ACTIVITY: Please restate verbatim the lines that open the listing below, ending with the line in which "## Step 2: Magnetic" occurs.

EXTRACTED INFORMATION:
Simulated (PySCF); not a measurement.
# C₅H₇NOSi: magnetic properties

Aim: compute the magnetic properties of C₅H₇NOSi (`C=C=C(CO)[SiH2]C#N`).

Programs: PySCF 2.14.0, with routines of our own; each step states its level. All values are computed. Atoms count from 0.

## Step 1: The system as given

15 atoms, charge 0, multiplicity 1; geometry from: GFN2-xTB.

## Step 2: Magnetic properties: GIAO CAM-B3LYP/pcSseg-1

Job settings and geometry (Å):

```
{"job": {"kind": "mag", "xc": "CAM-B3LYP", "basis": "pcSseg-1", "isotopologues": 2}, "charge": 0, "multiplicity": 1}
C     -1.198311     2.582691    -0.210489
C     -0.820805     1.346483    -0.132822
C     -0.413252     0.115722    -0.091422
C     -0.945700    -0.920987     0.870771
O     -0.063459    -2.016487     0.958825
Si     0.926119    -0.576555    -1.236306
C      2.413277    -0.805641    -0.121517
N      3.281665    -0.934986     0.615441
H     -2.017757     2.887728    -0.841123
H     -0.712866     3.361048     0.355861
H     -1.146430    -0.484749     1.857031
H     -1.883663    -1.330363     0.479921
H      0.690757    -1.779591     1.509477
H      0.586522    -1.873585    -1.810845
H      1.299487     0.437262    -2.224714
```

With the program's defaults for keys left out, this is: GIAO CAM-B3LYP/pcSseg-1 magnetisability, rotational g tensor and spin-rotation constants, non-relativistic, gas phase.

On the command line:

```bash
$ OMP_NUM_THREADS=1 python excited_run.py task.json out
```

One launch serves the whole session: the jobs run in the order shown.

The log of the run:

WRITTEN SOLUTION:
Simulated (PySCF); not a measurement.
# C₅H₇NOSi: magnetic properties

Aim: compute the magnetic properties of C₅H₇NOSi (`C=C=C(CO)[SiH2]C#N`).

Programs: PySCF 2.14.0, with routines of our own; each step states its level. All values are computed. Atoms count from 0.

## Step 1: The system as given

15 atoms, charge 0, multiplicity 1; geometry from: GFN2-xTB.

## Step 2: Magnetic properties: GIAO CAM-B3LYP/pcSseg-1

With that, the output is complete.